--- --- ---

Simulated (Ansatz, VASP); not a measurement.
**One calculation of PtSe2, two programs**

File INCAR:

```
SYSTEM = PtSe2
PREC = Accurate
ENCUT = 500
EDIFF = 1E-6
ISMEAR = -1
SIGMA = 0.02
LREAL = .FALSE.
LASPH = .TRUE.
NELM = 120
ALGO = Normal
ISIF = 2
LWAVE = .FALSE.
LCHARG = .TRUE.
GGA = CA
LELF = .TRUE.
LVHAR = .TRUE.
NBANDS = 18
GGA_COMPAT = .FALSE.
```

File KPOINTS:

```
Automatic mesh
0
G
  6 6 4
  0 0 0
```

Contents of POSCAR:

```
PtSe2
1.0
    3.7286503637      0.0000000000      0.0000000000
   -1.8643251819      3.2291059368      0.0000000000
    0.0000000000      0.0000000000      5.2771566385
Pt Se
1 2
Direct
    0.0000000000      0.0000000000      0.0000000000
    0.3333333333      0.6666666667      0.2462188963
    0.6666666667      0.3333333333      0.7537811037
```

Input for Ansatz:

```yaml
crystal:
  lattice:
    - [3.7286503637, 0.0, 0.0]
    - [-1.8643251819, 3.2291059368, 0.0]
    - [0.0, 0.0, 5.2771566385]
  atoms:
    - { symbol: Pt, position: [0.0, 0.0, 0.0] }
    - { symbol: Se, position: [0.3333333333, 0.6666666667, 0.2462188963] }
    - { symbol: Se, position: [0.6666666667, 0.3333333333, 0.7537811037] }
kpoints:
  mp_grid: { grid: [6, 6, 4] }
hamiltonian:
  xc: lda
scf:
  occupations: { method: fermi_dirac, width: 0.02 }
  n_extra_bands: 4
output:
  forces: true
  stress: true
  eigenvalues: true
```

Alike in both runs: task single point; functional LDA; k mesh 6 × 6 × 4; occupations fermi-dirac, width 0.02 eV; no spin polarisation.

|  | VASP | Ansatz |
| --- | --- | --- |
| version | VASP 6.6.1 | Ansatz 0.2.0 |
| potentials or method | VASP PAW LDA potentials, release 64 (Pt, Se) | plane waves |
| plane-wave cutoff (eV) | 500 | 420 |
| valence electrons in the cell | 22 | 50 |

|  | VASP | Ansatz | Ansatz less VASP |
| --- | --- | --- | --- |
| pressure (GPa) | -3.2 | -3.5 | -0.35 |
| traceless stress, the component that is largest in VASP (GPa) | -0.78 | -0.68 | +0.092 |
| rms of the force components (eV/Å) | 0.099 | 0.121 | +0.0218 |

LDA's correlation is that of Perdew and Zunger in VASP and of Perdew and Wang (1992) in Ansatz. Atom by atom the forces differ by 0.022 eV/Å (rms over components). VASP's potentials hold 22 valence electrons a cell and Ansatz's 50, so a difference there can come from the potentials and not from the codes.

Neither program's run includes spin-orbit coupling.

--- --- ---

Work order: Having output the line that contains "500 | 420 |", stop. Every line before it, back to the first line of the data, must be reproduced exactly.

Your response:
Simulated (Ansatz, VASP); not a measurement.
**One calculation of PtSe2, two programs**

File INCAR:

```
SYSTEM = PtSe2
PREC = Accurate
ENCUT = 500
EDIFF = 1E-6
ISMEAR = -1
SIGMA = 0.02
LREAL = .FALSE.
LASPH = .TRUE.
NELM = 120
ALGO = Normal
ISIF = 2
LWAVE = .FALSE.
LCHARG = .TRUE.
GGA = CA
LELF = .TRUE.
LVHAR = .TRUE.
NBANDS = 18
GGA_COMPAT = .FALSE.
```

File KPOINTS:

```
Automatic mesh
0
G
  6 6 4
  0 0 0
```

Contents of POSCAR:

```
PtSe2
1.0
    3.7286503637      0.0000000000      0.0000000000
   -1.8643251819      3.2291059368      0.0000000000
    0.0000000000      0.0000000000      5.2771566385
Pt Se
1 2
Direct
    0.0000000000      0.0000000000      0.0000000000
    0.3333333333      0.6666666667      0.2462188963
    0.6666666667      0.3333333333      0.7537811037
```

Input for Ansatz:

```yaml
crystal:
  lattice:
    - [3.7286503637, 0.0, 0.0]
    - [-1.8643251819, 3.2291059368, 0.0]
    - [0.0, 0.0, 5.2771566385]
  atoms:
    - { symbol: Pt, position: [0.0, 0.0, 0.0] }
    - { symbol: Se, position: [0.3333333333, 0.6666666667, 0.2462188963] }
    - { symbol: Se, position: [0.6666666667, 0.3333333333, 0.7537811037] }
kpoints:
  mp_grid: { grid: [6, 6, 4] }
hamiltonian:
  xc: lda
scf:
  occupations: { method: fermi_dirac, width: 0.02 }
  n_extra_bands: 4
output:
  forces: true
  stress: true
  eigenvalues: true
```

Alike in both runs: task single point; functional LDA; k mesh 6 × 6 × 4; occupations fermi-dirac, width 0.02 eV; no spin polarisation.

|  | VASP | Ansatz |
| --- | --- | --- |
| version | VASP 6.6.1 | Ansatz 0.2.0 |
| potentials or method | VASP PAW LDA potentials, release 64 (Pt, Se) | plane waves |
| plane-wave cutoff (eV) | 500 | 420 |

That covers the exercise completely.